*WORK REQUEST:* From the opening line of the records through the line bearing "1H NMR (300", set down every line exactly.

● ● ●

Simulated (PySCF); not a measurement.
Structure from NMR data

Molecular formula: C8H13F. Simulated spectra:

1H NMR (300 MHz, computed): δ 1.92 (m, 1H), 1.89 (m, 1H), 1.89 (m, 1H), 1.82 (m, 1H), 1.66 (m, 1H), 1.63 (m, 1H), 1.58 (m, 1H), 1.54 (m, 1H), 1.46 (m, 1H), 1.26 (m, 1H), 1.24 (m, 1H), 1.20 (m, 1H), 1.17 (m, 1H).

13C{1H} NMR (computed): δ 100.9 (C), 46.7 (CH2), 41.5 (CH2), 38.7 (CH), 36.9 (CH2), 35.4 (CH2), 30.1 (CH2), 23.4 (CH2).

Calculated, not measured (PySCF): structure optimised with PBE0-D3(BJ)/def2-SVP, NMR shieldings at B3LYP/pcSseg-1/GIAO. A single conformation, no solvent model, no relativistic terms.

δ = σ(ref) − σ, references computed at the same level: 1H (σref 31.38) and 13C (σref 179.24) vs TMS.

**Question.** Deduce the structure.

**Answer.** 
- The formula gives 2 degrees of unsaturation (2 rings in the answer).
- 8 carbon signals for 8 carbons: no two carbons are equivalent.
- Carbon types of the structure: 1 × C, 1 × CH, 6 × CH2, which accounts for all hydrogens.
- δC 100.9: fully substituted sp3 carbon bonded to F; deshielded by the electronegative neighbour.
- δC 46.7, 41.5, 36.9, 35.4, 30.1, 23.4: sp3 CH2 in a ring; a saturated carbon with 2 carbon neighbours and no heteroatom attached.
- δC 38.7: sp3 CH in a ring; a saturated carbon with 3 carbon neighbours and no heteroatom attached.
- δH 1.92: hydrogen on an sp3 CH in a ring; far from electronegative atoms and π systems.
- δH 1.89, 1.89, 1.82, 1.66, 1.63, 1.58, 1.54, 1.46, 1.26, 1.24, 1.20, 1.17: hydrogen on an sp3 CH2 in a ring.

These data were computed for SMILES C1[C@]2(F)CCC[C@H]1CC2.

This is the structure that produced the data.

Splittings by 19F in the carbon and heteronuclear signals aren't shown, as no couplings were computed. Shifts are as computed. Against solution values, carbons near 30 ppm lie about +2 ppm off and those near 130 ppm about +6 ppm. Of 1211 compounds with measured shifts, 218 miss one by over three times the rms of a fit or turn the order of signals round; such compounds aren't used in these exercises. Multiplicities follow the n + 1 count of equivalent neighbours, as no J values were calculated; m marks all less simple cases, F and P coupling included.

● ● ●

*YOUR SOLUTION:*
Simulated (PySCF); not a measurement.
Structure from NMR data

Molecular formula: C8H13F. Simulated spectra:

1H NMR (300 MHz, computed): δ 1.92 (m, 1H), 1.89 (m, 1H), 1.89 (m, 1H), 1.82 (m, 1H), 1.66 (m, 1H), 1.63 (m, 1H), 1.58 (m, 1H), 1.54 (m, 1H), 1.46 (m, 1H), 1.26 (m, 1H), 1.24 (m, 1H), 1.20 (m, 1H), 1.17 (m, 1H).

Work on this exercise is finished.